== Brief ==
The full set of records below is to be reproduced without a single alteration.

↓↓↓

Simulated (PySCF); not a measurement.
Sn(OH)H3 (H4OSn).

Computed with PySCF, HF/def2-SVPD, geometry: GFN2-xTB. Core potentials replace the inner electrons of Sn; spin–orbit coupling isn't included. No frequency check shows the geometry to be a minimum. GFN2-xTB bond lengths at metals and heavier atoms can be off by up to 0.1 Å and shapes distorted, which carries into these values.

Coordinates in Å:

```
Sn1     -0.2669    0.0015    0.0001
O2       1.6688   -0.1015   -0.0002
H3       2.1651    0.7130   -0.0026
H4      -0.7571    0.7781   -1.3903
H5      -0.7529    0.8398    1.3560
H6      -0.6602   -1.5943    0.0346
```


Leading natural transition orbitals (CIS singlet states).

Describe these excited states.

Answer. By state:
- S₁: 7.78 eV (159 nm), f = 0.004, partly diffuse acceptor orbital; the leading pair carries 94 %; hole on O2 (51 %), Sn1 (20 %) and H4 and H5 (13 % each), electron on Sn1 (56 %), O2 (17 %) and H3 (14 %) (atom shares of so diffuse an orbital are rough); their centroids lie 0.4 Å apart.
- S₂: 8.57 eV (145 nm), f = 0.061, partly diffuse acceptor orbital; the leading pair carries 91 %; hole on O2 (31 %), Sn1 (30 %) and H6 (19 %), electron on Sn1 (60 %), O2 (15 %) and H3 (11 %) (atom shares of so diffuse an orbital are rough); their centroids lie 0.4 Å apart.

↑↑↑

== Your solution ==
Simulated (PySCF); not a measurement.
Sn(OH)H3 (H4OSn).

Computed with PySCF, HF/def2-SVPD, geometry: GFN2-xTB. Core potentials replace the inner electrons of Sn; spin–orbit coupling isn't included. No frequency check shows the geometry to be a minimum. GFN2-xTB bond lengths at metals and heavier atoms can be off by up to 0.1 Å and shapes distorted, which carries into these values.

Coordinates in Å:

```
Sn1     -0.2669    0.0015    0.0001
O2       1.6688   -0.1015   -0.0002
H3       2.1651    0.7130   -0.0026
H4      -0.7571    0.7781   -1.3903
H5      -0.7529    0.8398    1.3560
H6      -0.6602   -1.5943    0.0346
```


Leading natural transition orbitals (CIS singlet states).

Describe these excited states.

Answer. By state:
- S₁: 7.78 eV (159 nm), f = 0.004, partly diffuse acceptor orbital; the leading pair carries 94 %; hole on O2 (51 %), Sn1 (20 %) and H4 and H5 (13 % each), electron on Sn1 (56 %), O2 (17 %) and H3 (14 %) (atom shares of so diffuse an orbital are rough); their centroids lie 0.4 Å apart.
- S₂: 8.57 eV (145 nm), f = 0.061, partly diffuse acceptor orbital; the leading pair carries 91 %; hole on O2 (31 %), Sn1 (30 %) and H6 (19 %), electron on Sn1 (60 %), O2 (15 %) and H3 (11 %) (atom shares of so diffuse an orbital are rough); their centroids lie 0.4 Å apart.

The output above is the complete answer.